________

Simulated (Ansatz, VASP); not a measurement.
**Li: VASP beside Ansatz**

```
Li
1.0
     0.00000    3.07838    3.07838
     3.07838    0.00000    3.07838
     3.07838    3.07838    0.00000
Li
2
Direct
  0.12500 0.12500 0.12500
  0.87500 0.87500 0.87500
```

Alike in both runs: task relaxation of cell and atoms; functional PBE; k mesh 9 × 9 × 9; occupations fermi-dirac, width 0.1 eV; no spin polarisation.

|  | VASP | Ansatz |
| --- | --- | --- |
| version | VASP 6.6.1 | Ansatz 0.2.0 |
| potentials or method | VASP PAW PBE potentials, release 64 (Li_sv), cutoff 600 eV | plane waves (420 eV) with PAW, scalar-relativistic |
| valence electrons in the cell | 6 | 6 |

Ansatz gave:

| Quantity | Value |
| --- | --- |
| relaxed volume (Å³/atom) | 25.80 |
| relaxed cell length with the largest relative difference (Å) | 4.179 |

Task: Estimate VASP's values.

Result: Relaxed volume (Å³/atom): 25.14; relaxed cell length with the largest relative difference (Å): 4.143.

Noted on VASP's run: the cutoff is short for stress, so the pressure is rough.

________

- ASSIGNMENT
Your answer should consist of the lines from the line with "cell | 6 | 6 |" to the line with "Result: Relaxed volume" above, repeated exactly, both ends included.

- EXERCISE ANSWER
| valence electrons in the cell | 6 | 6 |

Ansatz gave:

| Quantity | Value |
| --- | --- |
| relaxed volume (Å³/atom) | 25.80 |
| relaxed cell length with the largest relative difference (Å) | 4.179 |

Task: Estimate VASP's values.

Result: Relaxed volume (Å³/atom): 25.14; relaxed cell length with the largest relative difference (Å): 4.143.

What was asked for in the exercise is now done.